-- SOURCE INFORMATION follows --

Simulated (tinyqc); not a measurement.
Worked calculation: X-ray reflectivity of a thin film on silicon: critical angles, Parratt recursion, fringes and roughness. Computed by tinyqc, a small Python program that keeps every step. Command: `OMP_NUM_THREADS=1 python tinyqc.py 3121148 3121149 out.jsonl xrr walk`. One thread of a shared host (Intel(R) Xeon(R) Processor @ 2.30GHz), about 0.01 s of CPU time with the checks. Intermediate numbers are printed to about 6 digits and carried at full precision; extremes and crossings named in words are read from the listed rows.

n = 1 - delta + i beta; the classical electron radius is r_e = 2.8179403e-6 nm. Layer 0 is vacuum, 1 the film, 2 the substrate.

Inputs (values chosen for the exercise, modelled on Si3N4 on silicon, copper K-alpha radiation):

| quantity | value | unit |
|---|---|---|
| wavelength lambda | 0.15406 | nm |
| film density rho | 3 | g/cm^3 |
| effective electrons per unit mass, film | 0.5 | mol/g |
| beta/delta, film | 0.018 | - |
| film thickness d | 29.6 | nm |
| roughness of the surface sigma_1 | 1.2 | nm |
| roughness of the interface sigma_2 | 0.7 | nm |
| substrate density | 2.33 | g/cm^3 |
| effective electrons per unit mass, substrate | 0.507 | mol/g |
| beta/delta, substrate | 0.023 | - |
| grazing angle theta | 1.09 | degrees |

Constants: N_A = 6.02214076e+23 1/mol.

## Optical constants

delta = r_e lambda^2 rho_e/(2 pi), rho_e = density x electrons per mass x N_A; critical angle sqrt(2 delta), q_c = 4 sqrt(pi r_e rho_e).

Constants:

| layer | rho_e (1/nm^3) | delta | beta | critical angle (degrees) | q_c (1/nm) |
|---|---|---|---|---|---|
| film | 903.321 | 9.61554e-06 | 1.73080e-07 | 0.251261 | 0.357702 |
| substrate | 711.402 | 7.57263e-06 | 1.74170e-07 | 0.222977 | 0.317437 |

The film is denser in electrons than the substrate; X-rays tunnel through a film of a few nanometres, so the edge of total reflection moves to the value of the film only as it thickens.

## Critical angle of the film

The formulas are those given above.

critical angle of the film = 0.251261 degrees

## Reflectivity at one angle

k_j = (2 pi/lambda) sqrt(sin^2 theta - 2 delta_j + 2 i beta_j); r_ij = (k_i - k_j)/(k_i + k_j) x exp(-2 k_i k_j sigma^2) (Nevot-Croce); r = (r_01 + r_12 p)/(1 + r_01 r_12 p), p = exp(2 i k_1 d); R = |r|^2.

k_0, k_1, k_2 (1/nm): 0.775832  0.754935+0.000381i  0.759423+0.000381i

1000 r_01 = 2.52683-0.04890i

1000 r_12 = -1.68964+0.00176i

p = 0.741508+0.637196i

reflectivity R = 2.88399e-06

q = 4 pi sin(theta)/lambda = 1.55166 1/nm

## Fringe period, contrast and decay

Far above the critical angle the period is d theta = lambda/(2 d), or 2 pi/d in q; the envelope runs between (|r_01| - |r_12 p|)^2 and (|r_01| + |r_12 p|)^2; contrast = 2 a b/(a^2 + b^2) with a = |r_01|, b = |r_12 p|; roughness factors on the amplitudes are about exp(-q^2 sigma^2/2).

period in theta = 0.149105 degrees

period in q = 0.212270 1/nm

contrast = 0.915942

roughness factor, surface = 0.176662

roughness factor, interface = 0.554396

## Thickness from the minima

-- SOURCE INFORMATION concluded --

When the line with "rho | 3 | g/cm^3 |" is reached in the data above, begin copying, and stop after the line with "q = 4 pi sin(theta)/lambda = 1.55166 1/nm"; copy each line exactly, both ends included.

- _TASK RESPONSE_
| film density rho | 3 | g/cm^3 |
| effective electrons per unit mass, film | 0.5 | mol/g |
| beta/delta, film | 0.018 | - |
| film thickness d | 29.6 | nm |
| roughness of the surface sigma_1 | 1.2 | nm |
| roughness of the interface sigma_2 | 0.7 | nm |
| substrate density | 2.33 | g/cm^3 |
| effective electrons per unit mass, substrate | 0.507 | mol/g |
| beta/delta, substrate | 0.023 | - |
| grazing angle theta | 1.09 | degrees |

Constants: N_A = 6.02214076e+23 1/mol.

## Optical constants

delta = r_e lambda^2 rho_e/(2 pi), rho_e = density x electrons per mass x N_A; critical angle sqrt(2 delta), q_c = 4 sqrt(pi r_e rho_e).

Constants:

| layer | rho_e (1/nm^3) | delta | beta | critical angle (degrees) | q_c (1/nm) |
|---|---|---|---|---|---|
| film | 903.321 | 9.61554e-06 | 1.73080e-07 | 0.251261 | 0.357702 |
| substrate | 711.402 | 7.57263e-06 | 1.74170e-07 | 0.222977 | 0.317437 |

The film is denser in electrons than the substrate; X-rays tunnel through a film of a few nanometres, so the edge of total reflection moves to the value of the film only as it thickens.

## Critical angle of the film

The formulas are those given above.

critical angle of the film = 0.251261 degrees

## Reflectivity at one angle

k_j = (2 pi/lambda) sqrt(sin^2 theta - 2 delta_j + 2 i beta_j); r_ij = (k_i - k_j)/(k_i + k_j) x exp(-2 k_i k_j sigma^2) (Nevot-Croce); r = (r_01 + r_12 p)/(1 + r_01 r_12 p), p = exp(2 i k_1 d); R = |r|^2.

k_0, k_1, k_2 (1/nm): 0.775832  0.754935+0.000381i  0.759423+0.000381i

1000 r_01 = 2.52683-0.04890i

1000 r_12 = -1.68964+0.00176i

p = 0.741508+0.637196i

reflectivity R = 2.88399e-06

q = 4 pi sin(theta)/lambda = 1.55166 1/nm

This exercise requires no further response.